#### [Work item]
Give the data again exactly, from its opening line through the line in which "Caveats: the PAW" appears.

#### [Extracted records]
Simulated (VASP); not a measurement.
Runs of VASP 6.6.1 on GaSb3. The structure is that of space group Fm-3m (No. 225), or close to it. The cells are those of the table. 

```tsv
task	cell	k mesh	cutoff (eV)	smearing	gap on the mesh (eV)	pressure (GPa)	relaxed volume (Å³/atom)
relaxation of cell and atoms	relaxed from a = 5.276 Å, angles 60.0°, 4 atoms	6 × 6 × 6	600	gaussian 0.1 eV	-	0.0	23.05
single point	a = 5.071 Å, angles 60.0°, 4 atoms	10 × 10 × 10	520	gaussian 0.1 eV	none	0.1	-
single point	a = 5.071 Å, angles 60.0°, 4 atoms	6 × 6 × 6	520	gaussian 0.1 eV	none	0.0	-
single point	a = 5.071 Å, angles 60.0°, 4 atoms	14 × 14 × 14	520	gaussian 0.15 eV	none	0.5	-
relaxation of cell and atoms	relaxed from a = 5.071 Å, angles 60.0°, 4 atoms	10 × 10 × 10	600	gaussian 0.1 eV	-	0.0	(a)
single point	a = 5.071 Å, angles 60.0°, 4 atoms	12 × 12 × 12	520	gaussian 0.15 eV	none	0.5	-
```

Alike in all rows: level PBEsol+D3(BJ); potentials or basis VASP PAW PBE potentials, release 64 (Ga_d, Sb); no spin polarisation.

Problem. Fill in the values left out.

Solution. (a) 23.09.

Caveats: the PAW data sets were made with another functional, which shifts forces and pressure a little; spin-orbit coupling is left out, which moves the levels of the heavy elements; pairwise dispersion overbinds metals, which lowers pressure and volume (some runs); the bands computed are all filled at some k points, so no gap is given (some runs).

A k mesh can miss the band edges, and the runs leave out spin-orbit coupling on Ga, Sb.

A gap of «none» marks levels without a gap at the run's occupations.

#### [Reply]
Simulated (VASP); not a measurement.
Runs of VASP 6.6.1 on GaSb3. The structure is that of space group Fm-3m (No. 225), or close to it. The cells are those of the table. 

```tsv
task	cell	k mesh	cutoff (eV)	smearing	gap on the mesh (eV)	pressure (GPa)	relaxed volume (Å³/atom)
relaxation of cell and atoms	relaxed from a = 5.276 Å, angles 60.0°, 4 atoms	6 × 6 × 6	600	gaussian 0.1 eV	-	0.0	23.05
single point	a = 5.071 Å, angles 60.0°, 4 atoms	10 × 10 × 10	520	gaussian 0.1 eV	none	0.1	-
single point	a = 5.071 Å, angles 60.0°, 4 atoms	6 × 6 × 6	520	gaussian 0.1 eV	none	0.0	-
single point	a = 5.071 Å, angles 60.0°, 4 atoms	14 × 14 × 14	520	gaussian 0.15 eV	none	0.5	-
relaxation of cell and atoms	relaxed from a = 5.071 Å, angles 60.0°, 4 atoms	10 × 10 × 10	600	gaussian 0.1 eV	-	0.0	(a)
single point	a = 5.071 Å, angles 60.0°, 4 atoms	12 × 12 × 12	520	gaussian 0.15 eV	none	0.5	-
```

Alike in all rows: level PBEsol+D3(BJ); potentials or basis VASP PAW PBE potentials, release 64 (Ga_d, Sb); no spin polarisation.

Problem. Fill in the values left out.

Solution. (a) 23.09.

Caveats: the PAW data sets were made with another functional, which shifts forces and pressure a little; spin-orbit coupling is left out, which moves the levels of the heavy elements; pairwise dispersion overbinds metals, which lowers pressure and volume (some runs); the bands computed are all filled at some k points, so no gap is given (some runs).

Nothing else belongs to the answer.